*Assigned task:*
Until the line containing "point B relaxed." has been reproduced, keep reproducing each line of the material below exactly, starting with the first.

◇ ◇ ◇ ◇ ◇

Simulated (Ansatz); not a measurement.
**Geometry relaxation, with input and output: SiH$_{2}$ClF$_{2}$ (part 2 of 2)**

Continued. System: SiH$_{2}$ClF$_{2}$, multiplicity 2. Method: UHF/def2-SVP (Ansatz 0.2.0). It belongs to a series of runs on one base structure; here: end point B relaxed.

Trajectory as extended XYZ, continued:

◇ ◇ ◇ ◇ ◇

*Answer section:*
Simulated (Ansatz); not a measurement.
**Geometry relaxation, with input and output: SiH$_{2}$ClF$_{2}$ (part 2 of 2)**

Continued. System: SiH$_{2}$ClF$_{2}$, multiplicity 2. Method: UHF/def2-SVP (Ansatz 0.2.0). It belongs to a series of runs on one base structure; here: end point B relaxed.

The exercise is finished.